- **EXERCISE**
Through the line that contains "Answer: The computed", return the data below exactly, starting at its first line; leave the rest out.

- **PROVIDED MATERIAL**
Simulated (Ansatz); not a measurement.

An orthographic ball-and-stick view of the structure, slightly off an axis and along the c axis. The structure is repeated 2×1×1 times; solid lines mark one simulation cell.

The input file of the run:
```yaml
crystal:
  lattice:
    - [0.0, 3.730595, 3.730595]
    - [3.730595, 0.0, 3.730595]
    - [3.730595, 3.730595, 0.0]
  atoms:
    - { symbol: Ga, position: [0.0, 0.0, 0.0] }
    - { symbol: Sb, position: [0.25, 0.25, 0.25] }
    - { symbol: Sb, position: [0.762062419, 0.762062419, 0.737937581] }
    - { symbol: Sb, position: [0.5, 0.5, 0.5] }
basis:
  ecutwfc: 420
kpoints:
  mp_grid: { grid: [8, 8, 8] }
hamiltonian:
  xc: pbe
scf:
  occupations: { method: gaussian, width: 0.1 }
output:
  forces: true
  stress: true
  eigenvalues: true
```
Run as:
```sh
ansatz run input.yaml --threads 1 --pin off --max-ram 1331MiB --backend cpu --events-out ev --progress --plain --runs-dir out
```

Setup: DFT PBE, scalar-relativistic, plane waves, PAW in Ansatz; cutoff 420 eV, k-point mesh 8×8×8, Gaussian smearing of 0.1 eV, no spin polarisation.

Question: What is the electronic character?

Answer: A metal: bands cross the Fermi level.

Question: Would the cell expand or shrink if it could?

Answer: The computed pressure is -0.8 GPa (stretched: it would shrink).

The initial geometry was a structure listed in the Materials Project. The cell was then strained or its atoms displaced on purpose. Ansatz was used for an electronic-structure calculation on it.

- **PROBLEM SOLUTION**
Simulated (Ansatz); not a measurement.

An orthographic ball-and-stick view of the structure, slightly off an axis and along the c axis. The structure is repeated 2×1×1 times; solid lines mark one simulation cell.

The input file of the run:
```yaml
crystal:
  lattice:
    - [0.0, 3.730595, 3.730595]
    - [3.730595, 0.0, 3.730595]
    - [3.730595, 3.730595, 0.0]
  atoms:
    - { symbol: Ga, position: [0.0, 0.0, 0.0] }
    - { symbol: Sb, position: [0.25, 0.25, 0.25] }
    - { symbol: Sb, position: [0.762062419, 0.762062419, 0.737937581] }
    - { symbol: Sb, position: [0.5, 0.5, 0.5] }
basis:
  ecutwfc: 420
kpoints:
  mp_grid: { grid: [8, 8, 8] }
hamiltonian:
  xc: pbe
scf:
  occupations: { method: gaussian, width: 0.1 }
output:
  forces: true
  stress: true
  eigenvalues: true
```
Run as:
```sh
ansatz run input.yaml --threads 1 --pin off --max-ram 1331MiB --backend cpu --events-out ev --progress --plain --runs-dir out
```

Setup: DFT PBE, scalar-relativistic, plane waves, PAW in Ansatz; cutoff 420 eV, k-point mesh 8×8×8, Gaussian smearing of 0.1 eV, no spin polarisation.

Question: What is the electronic character?

Answer: A metal: bands cross the Fermi level.

Question: Would the cell expand or shrink if it could?

Answer: The computed pressure is -0.8 GPa (stretched: it would shrink).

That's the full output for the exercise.